= = =

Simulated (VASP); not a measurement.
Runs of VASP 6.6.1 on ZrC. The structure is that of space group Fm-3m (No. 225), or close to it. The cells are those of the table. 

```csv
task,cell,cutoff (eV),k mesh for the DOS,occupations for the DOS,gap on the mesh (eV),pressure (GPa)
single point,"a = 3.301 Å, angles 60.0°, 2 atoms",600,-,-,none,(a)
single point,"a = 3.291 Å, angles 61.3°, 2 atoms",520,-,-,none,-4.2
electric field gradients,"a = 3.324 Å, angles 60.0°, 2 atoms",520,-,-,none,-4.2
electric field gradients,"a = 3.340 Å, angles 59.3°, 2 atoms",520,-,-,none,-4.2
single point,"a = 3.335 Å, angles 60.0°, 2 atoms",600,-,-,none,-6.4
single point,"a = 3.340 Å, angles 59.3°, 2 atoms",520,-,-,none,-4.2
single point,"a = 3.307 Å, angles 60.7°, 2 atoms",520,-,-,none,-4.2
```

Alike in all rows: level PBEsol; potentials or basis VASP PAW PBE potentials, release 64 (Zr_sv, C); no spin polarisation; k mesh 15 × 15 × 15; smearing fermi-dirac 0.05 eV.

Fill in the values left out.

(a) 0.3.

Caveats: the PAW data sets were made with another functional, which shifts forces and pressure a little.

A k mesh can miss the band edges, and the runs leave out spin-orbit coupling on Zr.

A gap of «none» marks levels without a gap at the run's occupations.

= = =

Work instruction
Please print the material above exactly as it appears, from its first line through the line containing "A k mesh can", inclusive, and stop there.

Answer box
Simulated (VASP); not a measurement.
Runs of VASP 6.6.1 on ZrC. The structure is that of space group Fm-3m (No. 225), or close to it. The cells are those of the table. 

```csv
task,cell,cutoff (eV),k mesh for the DOS,occupations for the DOS,gap on the mesh (eV),pressure (GPa)
single point,"a = 3.301 Å, angles 60.0°, 2 atoms",600,-,-,none,(a)
single point,"a = 3.291 Å, angles 61.3°, 2 atoms",520,-,-,none,-4.2
electric field gradients,"a = 3.324 Å, angles 60.0°, 2 atoms",520,-,-,none,-4.2
electric field gradients,"a = 3.340 Å, angles 59.3°, 2 atoms",520,-,-,none,-4.2
single point,"a = 3.335 Å, angles 60.0°, 2 atoms",600,-,-,none,-6.4
single point,"a = 3.340 Å, angles 59.3°, 2 atoms",520,-,-,none,-4.2
single point,"a = 3.307 Å, angles 60.7°, 2 atoms",520,-,-,none,-4.2
```

Alike in all rows: level PBEsol; potentials or basis VASP PAW PBE potentials, release 64 (Zr_sv, C); no spin polarisation; k mesh 15 × 15 × 15; smearing fermi-dirac 0.05 eV.

Fill in the values left out.

(a) 0.3.

Caveats: the PAW data sets were made with another functional, which shifts forces and pressure a little.

A k mesh can miss the band edges, and the runs leave out spin-orbit coupling on Zr.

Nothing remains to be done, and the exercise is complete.